### Activity:
From the first line onward, reproduce the records exactly; the final line to include is the one holding "16.4 | 9.6 | 1.6 |".

### Excerpted records:
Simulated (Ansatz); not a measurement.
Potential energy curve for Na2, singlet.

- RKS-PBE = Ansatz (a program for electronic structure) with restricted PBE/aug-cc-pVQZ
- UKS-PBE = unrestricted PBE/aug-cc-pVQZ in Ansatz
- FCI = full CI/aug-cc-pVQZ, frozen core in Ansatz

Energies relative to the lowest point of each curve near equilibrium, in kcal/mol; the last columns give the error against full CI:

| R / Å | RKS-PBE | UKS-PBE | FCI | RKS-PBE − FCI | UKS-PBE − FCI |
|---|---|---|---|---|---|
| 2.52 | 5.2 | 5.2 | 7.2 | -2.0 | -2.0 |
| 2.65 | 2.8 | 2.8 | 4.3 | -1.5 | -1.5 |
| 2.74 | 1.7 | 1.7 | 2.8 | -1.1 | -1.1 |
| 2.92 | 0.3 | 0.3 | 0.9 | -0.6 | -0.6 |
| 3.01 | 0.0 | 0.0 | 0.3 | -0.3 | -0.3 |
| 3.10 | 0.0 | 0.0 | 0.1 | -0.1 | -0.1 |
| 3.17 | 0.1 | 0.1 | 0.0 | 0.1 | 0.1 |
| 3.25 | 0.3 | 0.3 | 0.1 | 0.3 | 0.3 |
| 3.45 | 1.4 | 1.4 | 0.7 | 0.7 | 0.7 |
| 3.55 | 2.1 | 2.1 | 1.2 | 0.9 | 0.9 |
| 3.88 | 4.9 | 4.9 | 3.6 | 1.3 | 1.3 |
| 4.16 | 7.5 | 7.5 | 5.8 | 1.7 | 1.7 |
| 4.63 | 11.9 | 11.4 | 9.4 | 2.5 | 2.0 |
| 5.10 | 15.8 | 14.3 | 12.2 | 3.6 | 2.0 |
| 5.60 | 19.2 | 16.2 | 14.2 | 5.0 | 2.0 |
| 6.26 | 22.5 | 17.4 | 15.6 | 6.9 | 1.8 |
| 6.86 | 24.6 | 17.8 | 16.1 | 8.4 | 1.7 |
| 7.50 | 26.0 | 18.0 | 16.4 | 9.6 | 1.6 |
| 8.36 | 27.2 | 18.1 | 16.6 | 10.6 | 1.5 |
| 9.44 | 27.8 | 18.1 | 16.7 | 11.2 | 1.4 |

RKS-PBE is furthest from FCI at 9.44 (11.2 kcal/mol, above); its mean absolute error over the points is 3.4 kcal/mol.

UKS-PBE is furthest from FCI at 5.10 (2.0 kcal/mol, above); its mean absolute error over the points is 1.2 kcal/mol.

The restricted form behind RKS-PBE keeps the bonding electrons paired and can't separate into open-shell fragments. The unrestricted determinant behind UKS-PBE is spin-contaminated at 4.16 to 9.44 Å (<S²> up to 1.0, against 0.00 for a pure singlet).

### Task answer:
Simulated (Ansatz); not a measurement.
Potential energy curve for Na2, singlet.

- RKS-PBE = Ansatz (a program for electronic structure) with restricted PBE/aug-cc-pVQZ
- UKS-PBE = unrestricted PBE/aug-cc-pVQZ in Ansatz
- FCI = full CI/aug-cc-pVQZ, frozen core in Ansatz

Energies relative to the lowest point of each curve near equilibrium, in kcal/mol; the last columns give the error against full CI:

| R / Å | RKS-PBE | UKS-PBE | FCI | RKS-PBE − FCI | UKS-PBE − FCI |
|---|---|---|---|---|---|
| 2.52 | 5.2 | 5.2 | 7.2 | -2.0 | -2.0 |
| 2.65 | 2.8 | 2.8 | 4.3 | -1.5 | -1.5 |
| 2.74 | 1.7 | 1.7 | 2.8 | -1.1 | -1.1 |
| 2.92 | 0.3 | 0.3 | 0.9 | -0.6 | -0.6 |
| 3.01 | 0.0 | 0.0 | 0.3 | -0.3 | -0.3 |
| 3.10 | 0.0 | 0.0 | 0.1 | -0.1 | -0.1 |
| 3.17 | 0.1 | 0.1 | 0.0 | 0.1 | 0.1 |
| 3.25 | 0.3 | 0.3 | 0.1 | 0.3 | 0.3 |
| 3.45 | 1.4 | 1.4 | 0.7 | 0.7 | 0.7 |
| 3.55 | 2.1 | 2.1 | 1.2 | 0.9 | 0.9 |
| 3.88 | 4.9 | 4.9 | 3.6 | 1.3 | 1.3 |
| 4.16 | 7.5 | 7.5 | 5.8 | 1.7 | 1.7 |
| 4.63 | 11.9 | 11.4 | 9.4 | 2.5 | 2.0 |
| 5.10 | 15.8 | 14.3 | 12.2 | 3.6 | 2.0 |
| 5.60 | 19.2 | 16.2 | 14.2 | 5.0 | 2.0 |
| 6.26 | 22.5 | 17.4 | 15.6 | 6.9 | 1.8 |
| 6.86 | 24.6 | 17.8 | 16.1 | 8.4 | 1.7 |
| 7.50 | 26.0 | 18.0 | 16.4 | 9.6 | 1.6 |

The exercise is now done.